▶ **Exercise data**
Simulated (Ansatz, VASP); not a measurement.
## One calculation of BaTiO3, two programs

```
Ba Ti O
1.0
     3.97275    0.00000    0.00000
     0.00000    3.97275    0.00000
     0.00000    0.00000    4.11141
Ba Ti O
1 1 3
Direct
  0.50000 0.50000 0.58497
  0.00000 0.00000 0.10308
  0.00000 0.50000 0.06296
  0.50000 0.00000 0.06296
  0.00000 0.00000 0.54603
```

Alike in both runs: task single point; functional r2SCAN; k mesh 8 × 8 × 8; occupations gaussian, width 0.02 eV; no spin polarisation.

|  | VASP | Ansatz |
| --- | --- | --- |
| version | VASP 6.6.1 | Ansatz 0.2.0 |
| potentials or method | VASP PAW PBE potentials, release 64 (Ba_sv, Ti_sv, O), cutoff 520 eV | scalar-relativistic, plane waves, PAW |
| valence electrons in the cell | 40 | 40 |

▶ **Assignment**
Each entry above should be output again, precisely as given.

▶ **Response box**
Simulated (Ansatz, VASP); not a measurement.
## One calculation of BaTiO3, two programs

```
Ba Ti O
1.0
     3.97275    0.00000    0.00000
     0.00000    3.97275    0.00000
     0.00000    0.00000    4.11141
Ba Ti O
1 1 3
Direct
  0.50000 0.50000 0.58497
  0.00000 0.00000 0.10308
  0.00000 0.50000 0.06296
  0.50000 0.00000 0.06296
  0.00000 0.00000 0.54603
```

Alike in both runs: task single point; functional r2SCAN; k mesh 8 × 8 × 8; occupations gaussian, width 0.02 eV; no spin polarisation.

|  | VASP | Ansatz |
| --- | --- | --- |
| version | VASP 6.6.1 | Ansatz 0.2.0 |
| potentials or method | VASP PAW PBE potentials, release 64 (Ba_sv, Ti_sv, O), cutoff 520 eV | scalar-relativistic, plane waves, PAW |
| valence electrons in the cell | 40 | 40 |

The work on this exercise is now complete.